-=-=-=-=-
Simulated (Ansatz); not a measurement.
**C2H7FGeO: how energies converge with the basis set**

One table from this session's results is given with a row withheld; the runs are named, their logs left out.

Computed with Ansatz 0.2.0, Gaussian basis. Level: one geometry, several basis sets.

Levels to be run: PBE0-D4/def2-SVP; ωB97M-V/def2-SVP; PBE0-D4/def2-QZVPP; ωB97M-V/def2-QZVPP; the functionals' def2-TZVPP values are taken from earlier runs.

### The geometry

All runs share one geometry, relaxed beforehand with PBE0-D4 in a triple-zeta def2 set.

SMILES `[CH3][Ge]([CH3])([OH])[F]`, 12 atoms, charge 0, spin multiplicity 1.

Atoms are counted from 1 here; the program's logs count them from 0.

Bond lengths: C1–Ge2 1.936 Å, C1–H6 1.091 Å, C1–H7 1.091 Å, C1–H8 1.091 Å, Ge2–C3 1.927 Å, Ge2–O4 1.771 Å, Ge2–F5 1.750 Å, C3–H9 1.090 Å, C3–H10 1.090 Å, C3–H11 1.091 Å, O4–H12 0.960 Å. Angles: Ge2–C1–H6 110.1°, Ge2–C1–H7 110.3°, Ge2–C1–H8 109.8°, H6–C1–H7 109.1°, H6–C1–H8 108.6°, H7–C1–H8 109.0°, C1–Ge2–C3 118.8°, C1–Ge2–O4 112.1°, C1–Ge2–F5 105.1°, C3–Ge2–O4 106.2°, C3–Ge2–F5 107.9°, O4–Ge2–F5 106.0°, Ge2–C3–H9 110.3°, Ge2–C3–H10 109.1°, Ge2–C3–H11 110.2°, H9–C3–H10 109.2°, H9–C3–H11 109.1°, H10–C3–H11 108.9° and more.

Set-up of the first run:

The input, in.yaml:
-=-=-=-=-

• [Work instruction]: In the data above, start at the line that has "### The geometry", stop after the line that has "Set-up of the", and print every line in between exactly as it stands.

• [Expected answer]:
### The geometry

All runs share one geometry, relaxed beforehand with PBE0-D4 in a triple-zeta def2 set.

SMILES `[CH3][Ge]([CH3])([OH])[F]`, 12 atoms, charge 0, spin multiplicity 1.

Atoms are counted from 1 here; the program's logs count them from 0.

Bond lengths: C1–Ge2 1.936 Å, C1–H6 1.091 Å, C1–H7 1.091 Å, C1–H8 1.091 Å, Ge2–C3 1.927 Å, Ge2–O4 1.771 Å, Ge2–F5 1.750 Å, C3–H9 1.090 Å, C3–H10 1.090 Å, C3–H11 1.091 Å, O4–H12 0.960 Å. Angles: Ge2–C1–H6 110.1°, Ge2–C1–H7 110.3°, Ge2–C1–H8 109.8°, H6–C1–H7 109.1°, H6–C1–H8 108.6°, H7–C1–H8 109.0°, C1–Ge2–C3 118.8°, C1–Ge2–O4 112.1°, C1–Ge2–F5 105.1°, C3–Ge2–O4 106.2°, C3–Ge2–F5 107.9°, O4–Ge2–F5 106.0°, Ge2–C3–H9 110.3°, Ge2–C3–H10 109.1°, Ge2–C3–H11 110.2°, H9–C3–H10 109.2°, H9–C3–H11 109.1°, H10–C3–H11 108.9° and more.

Set-up of the first run:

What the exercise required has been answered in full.